> _Assignment_:
Give again only those lines from the start of the entries through the line holding "15 atoms, charge", leaving them as they are.

....................

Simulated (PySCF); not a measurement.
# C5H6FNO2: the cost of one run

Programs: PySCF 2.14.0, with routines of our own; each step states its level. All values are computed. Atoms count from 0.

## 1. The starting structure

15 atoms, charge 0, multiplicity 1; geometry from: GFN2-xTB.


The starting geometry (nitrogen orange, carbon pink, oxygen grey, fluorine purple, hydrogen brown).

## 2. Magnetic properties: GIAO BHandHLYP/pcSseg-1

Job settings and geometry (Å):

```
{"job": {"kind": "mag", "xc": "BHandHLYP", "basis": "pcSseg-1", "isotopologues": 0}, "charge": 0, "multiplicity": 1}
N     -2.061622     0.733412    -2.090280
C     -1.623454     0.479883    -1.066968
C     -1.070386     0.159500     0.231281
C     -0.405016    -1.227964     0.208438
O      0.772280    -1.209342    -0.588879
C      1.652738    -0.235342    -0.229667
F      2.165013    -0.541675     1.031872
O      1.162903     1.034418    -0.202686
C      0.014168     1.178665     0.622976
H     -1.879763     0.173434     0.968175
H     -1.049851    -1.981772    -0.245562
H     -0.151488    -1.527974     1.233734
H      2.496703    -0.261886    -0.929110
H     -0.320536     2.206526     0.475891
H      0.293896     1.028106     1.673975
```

....................

> _Task response_:
Simulated (PySCF); not a measurement.
# C5H6FNO2: the cost of one run

Programs: PySCF 2.14.0, with routines of our own; each step states its level. All values are computed. Atoms count from 0.

## 1. The starting structure

15 atoms, charge 0, multiplicity 1; geometry from: GFN2-xTB.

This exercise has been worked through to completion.